Assignment: Start with the first line of the material. Repeat each line exactly through the one that contains "spin polarisation |".

Data shown:
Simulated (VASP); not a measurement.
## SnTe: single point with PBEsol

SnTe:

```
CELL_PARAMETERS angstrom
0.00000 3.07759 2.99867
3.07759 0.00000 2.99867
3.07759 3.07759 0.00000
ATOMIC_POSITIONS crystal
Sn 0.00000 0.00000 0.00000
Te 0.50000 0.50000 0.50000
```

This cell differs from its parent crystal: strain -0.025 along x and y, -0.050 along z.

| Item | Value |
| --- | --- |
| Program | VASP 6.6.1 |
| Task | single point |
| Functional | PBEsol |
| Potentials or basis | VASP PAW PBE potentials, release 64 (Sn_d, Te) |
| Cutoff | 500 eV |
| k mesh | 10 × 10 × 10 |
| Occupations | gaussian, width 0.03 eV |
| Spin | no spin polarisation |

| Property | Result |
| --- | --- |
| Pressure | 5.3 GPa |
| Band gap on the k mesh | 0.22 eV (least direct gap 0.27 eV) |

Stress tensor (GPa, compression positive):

Task result:
Simulated (VASP); not a measurement.
## SnTe: single point with PBEsol

SnTe:

```
CELL_PARAMETERS angstrom
0.00000 3.07759 2.99867
3.07759 0.00000 2.99867
3.07759 3.07759 0.00000
ATOMIC_POSITIONS crystal
Sn 0.00000 0.00000 0.00000
Te 0.50000 0.50000 0.50000
```

This cell differs from its parent crystal: strain -0.025 along x and y, -0.050 along z.

| Item | Value |
| --- | --- |
| Program | VASP 6.6.1 |
| Task | single point |
| Functional | PBEsol |
| Potentials or basis | VASP PAW PBE potentials, release 64 (Sn_d, Te) |
| Cutoff | 500 eV |
| k mesh | 10 × 10 × 10 |
| Occupations | gaussian, width 0.03 eV |
| Spin | no spin polarisation |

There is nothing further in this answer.